▶ **Work order**
All that should come back is the lines of the data below from the one containing "Computed with this" to the one containing "Field parameters in", inclusive, exactly as they stand.

▶ **Entries shown**
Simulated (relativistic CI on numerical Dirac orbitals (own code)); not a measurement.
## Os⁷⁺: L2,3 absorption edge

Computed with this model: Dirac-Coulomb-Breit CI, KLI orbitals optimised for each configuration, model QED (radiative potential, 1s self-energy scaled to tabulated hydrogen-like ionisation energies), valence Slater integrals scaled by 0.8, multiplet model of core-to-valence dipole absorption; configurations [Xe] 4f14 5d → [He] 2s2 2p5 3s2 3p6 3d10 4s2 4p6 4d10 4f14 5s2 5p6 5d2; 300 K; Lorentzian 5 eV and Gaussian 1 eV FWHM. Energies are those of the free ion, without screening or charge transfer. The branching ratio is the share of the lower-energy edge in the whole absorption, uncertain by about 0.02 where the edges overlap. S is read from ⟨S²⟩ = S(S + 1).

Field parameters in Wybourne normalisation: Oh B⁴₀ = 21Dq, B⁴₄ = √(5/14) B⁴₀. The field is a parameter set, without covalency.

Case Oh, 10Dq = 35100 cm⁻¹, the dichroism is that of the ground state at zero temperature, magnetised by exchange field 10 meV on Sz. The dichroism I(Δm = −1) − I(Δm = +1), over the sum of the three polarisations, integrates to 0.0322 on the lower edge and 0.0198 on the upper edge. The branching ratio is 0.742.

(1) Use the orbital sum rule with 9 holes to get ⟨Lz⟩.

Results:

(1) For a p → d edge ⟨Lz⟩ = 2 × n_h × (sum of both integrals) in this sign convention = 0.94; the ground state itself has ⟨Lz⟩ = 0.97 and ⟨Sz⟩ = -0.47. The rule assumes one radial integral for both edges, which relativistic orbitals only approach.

▶ **Expected answer**
Computed with this model: Dirac-Coulomb-Breit CI, KLI orbitals optimised for each configuration, model QED (radiative potential, 1s self-energy scaled to tabulated hydrogen-like ionisation energies), valence Slater integrals scaled by 0.8, multiplet model of core-to-valence dipole absorption; configurations [Xe] 4f14 5d → [He] 2s2 2p5 3s2 3p6 3d10 4s2 4p6 4d10 4f14 5s2 5p6 5d2; 300 K; Lorentzian 5 eV and Gaussian 1 eV FWHM. Energies are those of the free ion, without screening or charge transfer. The branching ratio is the share of the lower-energy edge in the whole absorption, uncertain by about 0.02 where the edges overlap. S is read from ⟨S²⟩ = S(S + 1).

Field parameters in Wybourne normalisation: Oh B⁴₀ = 21Dq, B⁴₄ = √(5/14) B⁴₀. The field is a parameter set, without covalency.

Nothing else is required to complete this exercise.